## ACTION ITEM
Write out again, exactly, the lines of the listing below from the first one through the one that contains "Calculated with ABINIT", and no other lines.

## PROVIDED DATA
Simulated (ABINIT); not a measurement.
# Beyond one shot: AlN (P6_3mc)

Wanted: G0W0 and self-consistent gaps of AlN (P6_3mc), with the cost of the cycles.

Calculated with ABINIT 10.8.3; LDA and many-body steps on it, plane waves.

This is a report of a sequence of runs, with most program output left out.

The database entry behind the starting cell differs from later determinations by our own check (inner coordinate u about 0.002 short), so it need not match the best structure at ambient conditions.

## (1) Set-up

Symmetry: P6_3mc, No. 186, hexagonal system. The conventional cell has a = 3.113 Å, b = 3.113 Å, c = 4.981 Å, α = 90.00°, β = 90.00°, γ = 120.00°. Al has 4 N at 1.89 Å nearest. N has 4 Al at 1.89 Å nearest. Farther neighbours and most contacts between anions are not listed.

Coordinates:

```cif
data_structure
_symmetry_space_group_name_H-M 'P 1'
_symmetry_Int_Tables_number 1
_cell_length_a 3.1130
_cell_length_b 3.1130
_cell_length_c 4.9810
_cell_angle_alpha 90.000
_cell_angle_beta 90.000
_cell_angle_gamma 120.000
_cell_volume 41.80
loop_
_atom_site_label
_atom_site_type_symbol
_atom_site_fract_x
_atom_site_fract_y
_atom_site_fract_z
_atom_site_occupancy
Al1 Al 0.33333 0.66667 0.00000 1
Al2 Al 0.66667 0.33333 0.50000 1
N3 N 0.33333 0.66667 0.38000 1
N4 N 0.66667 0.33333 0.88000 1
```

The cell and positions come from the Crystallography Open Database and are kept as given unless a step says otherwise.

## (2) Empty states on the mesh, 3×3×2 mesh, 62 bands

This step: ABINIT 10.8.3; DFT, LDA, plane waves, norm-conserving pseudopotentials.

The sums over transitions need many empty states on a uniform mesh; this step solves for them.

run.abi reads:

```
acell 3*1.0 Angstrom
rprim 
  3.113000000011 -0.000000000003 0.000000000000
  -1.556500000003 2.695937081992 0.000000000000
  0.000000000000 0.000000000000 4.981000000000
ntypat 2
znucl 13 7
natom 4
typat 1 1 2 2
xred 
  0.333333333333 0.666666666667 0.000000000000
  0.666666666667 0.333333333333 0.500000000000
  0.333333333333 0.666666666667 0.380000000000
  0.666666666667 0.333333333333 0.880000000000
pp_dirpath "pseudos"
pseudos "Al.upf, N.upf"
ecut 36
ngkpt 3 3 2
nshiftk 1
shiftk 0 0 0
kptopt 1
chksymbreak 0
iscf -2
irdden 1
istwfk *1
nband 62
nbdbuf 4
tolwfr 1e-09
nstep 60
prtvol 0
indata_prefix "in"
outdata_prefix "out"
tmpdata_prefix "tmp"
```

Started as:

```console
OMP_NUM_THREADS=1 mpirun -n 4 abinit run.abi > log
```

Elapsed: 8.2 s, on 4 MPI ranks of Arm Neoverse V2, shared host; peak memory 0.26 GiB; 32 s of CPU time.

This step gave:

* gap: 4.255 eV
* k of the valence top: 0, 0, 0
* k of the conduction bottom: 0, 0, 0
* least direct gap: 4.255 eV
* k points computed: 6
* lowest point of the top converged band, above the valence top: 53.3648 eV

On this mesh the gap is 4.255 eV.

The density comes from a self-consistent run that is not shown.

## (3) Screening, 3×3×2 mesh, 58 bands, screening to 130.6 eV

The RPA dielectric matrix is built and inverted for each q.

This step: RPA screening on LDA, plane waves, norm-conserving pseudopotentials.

## SOLUTION
Simulated (ABINIT); not a measurement.
# Beyond one shot: AlN (P6_3mc)

Wanted: G0W0 and self-consistent gaps of AlN (P6_3mc), with the cost of the cycles.

Calculated with ABINIT 10.8.3; LDA and many-body steps on it, plane waves.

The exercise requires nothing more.